## TASK ITEM
Reproduce the entire listing below verbatim.

## SOURCE INFORMATION
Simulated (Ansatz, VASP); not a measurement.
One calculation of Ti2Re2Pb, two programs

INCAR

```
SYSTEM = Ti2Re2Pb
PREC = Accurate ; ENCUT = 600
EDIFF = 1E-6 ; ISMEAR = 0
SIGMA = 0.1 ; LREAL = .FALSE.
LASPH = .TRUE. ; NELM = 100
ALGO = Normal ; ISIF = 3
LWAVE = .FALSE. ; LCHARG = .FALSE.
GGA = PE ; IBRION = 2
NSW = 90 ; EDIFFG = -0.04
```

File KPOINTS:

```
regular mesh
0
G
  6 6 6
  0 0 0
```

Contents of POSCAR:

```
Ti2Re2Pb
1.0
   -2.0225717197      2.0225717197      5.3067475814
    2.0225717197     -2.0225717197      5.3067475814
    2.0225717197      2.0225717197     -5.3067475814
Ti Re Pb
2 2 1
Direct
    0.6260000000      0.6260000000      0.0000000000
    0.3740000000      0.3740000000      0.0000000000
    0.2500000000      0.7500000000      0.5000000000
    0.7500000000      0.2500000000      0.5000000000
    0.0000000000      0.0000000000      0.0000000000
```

## YOUR RESPONSE
Simulated (Ansatz, VASP); not a measurement.
One calculation of Ti2Re2Pb, two programs

INCAR

```
SYSTEM = Ti2Re2Pb
PREC = Accurate ; ENCUT = 600
EDIFF = 1E-6 ; ISMEAR = 0
SIGMA = 0.1 ; LREAL = .FALSE.
LASPH = .TRUE. ; NELM = 100
ALGO = Normal ; ISIF = 3
LWAVE = .FALSE. ; LCHARG = .FALSE.
GGA = PE ; IBRION = 2
NSW = 90 ; EDIFFG = -0.04
```

File KPOINTS:

```
regular mesh
0
G
  6 6 6
  0 0 0
```

Contents of POSCAR:

```
Ti2Re2Pb
1.0
   -2.0225717197      2.0225717197      5.3067475814
    2.0225717197     -2.0225717197      5.3067475814
    2.0225717197      2.0225717197     -5.3067475814
Ti Re Pb
2 2 1
Direct
    0.6260000000      0.6260000000      0.0000000000
    0.3740000000      0.3740000000      0.0000000000
    0.2500000000      0.7500000000      0.5000000000
    0.7500000000      0.2500000000      0.5000000000
    0.0000000000      0.0000000000      0.0000000000
```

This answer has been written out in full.